• _DATA LISTING_:
——————
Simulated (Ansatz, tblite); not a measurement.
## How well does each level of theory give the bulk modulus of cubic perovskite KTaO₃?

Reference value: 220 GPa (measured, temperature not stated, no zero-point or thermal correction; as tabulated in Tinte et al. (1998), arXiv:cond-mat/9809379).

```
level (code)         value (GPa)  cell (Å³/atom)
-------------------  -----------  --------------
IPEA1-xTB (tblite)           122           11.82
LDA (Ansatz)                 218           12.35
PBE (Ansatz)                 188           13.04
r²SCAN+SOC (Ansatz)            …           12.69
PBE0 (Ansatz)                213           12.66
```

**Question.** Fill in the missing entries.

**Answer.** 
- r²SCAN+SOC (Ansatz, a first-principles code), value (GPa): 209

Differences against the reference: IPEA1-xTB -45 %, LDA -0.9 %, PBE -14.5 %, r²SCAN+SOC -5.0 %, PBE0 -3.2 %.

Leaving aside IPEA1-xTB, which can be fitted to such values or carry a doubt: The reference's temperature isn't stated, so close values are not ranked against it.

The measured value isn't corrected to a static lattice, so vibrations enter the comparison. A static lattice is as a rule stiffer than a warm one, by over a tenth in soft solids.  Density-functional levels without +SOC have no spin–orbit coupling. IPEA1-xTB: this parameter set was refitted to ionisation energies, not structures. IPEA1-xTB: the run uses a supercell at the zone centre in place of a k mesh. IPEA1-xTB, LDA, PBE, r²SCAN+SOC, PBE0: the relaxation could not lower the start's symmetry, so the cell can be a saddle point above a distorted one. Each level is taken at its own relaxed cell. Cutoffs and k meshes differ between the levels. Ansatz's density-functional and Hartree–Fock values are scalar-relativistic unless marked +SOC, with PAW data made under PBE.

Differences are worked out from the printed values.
——————

• _REQUIREMENT_:
Starting at the line with "- r²SCAN+SOC (Ansatz, a" and ending at the line with "Leaving aside IPEA1-xTB, which", print each line of the listing above exactly, with no other lines.

• _EXERCISE ANSWER_:
- r²SCAN+SOC (Ansatz, a first-principles code), value (GPa): 209

Differences against the reference: IPEA1-xTB -45 %, LDA -0.9 %, PBE -14.5 %, r²SCAN+SOC -5.0 %, PBE0 -3.2 %.

Leaving aside IPEA1-xTB, which can be fitted to such values or carry a doubt: The reference's temperature isn't stated, so close values are not ranked against it.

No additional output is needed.